■ REQUIREMENT ■
Word for word, restate the lines from the start of the data below through the line containing "Most raw output is cut from this account.".

+ + + +

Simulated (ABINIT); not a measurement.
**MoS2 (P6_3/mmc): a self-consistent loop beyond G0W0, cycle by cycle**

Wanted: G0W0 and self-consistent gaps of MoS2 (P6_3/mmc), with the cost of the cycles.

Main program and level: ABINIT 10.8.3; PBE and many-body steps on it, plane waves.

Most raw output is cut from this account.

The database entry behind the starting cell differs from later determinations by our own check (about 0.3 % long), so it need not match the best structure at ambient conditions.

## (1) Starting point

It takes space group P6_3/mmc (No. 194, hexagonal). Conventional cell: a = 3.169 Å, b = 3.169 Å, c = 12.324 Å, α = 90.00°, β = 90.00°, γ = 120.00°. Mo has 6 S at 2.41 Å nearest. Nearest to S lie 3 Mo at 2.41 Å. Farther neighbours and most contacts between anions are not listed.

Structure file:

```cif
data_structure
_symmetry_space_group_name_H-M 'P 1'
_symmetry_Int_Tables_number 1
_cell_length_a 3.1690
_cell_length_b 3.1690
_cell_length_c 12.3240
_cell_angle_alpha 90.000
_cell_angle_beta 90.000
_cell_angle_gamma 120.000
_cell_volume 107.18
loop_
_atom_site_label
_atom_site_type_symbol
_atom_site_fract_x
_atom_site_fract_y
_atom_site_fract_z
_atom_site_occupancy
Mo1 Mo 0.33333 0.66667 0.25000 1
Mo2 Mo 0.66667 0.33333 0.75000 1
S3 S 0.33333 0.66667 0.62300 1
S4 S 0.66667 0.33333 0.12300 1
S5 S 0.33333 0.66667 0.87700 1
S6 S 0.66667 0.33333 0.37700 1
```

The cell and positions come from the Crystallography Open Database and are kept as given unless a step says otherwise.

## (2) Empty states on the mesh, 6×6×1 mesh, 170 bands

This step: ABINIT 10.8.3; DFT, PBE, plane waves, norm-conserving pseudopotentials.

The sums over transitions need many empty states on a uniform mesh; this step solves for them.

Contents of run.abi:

+ + + +

■ YOUR SOLUTION ■
Simulated (ABINIT); not a measurement.
**MoS2 (P6_3/mmc): a self-consistent loop beyond G0W0, cycle by cycle**

Wanted: G0W0 and self-consistent gaps of MoS2 (P6_3/mmc), with the cost of the cycles.

Main program and level: ABINIT 10.8.3; PBE and many-body steps on it, plane waves.

Most raw output is cut from this account.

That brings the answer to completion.